▸ **WORK REQUEST**
Give back the full data, unchanged and complete.

=== Section Start ===

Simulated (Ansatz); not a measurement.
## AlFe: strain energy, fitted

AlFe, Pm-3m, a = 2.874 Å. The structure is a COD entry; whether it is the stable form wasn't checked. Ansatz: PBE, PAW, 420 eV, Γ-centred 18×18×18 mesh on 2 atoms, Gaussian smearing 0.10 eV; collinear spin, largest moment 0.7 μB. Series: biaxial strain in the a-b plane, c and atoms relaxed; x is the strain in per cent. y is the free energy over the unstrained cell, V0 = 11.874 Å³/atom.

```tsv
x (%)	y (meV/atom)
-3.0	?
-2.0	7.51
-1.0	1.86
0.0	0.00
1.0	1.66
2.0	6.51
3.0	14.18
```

=== Section End ===

▸ **ANSWER SECTION**
Simulated (Ansatz); not a measurement.
## AlFe: strain energy, fitted

AlFe, Pm-3m, a = 2.874 Å. The structure is a COD entry; whether it is the stable form wasn't checked. Ansatz: PBE, PAW, 420 eV, Γ-centred 18×18×18 mesh on 2 atoms, Gaussian smearing 0.10 eV; collinear spin, largest moment 0.7 μB. Series: biaxial strain in the a-b plane, c and atoms relaxed; x is the strain in per cent. y is the free energy over the unstrained cell, V0 = 11.874 Å³/atom.

```tsv
x (%)	y (meV/atom)
-3.0	?
-2.0	7.51
-1.0	1.86
0.0	0.00
1.0	1.66
2.0	6.51
3.0	14.18
```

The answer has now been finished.